Provided information below:

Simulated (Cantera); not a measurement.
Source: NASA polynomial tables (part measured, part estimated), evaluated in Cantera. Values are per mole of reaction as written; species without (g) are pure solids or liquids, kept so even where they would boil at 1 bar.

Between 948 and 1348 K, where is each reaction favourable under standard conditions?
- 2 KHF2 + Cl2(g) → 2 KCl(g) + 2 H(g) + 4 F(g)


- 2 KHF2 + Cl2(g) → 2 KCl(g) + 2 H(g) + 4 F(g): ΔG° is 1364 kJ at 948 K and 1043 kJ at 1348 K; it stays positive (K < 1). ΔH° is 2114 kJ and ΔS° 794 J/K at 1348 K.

End of Provided information.

### Action item
Each record is to be restated word for word.

### Written answer
Simulated (Cantera); not a measurement.
Source: NASA polynomial tables (part measured, part estimated), evaluated in Cantera. Values are per mole of reaction as written; species without (g) are pure solids or liquids, kept so even where they would boil at 1 bar.

Between 948 and 1348 K, where is each reaction favourable under standard conditions?
- 2 KHF2 + Cl2(g) → 2 KCl(g) + 2 H(g) + 4 F(g)


- 2 KHF2 + Cl2(g) → 2 KCl(g) + 2 H(g) + 4 F(g): ΔG° is 1364 kJ at 948 K and 1043 kJ at 1348 K; it stays positive (K < 1). ΔH° is 2114 kJ and ΔS° 794 J/K at 1348 K.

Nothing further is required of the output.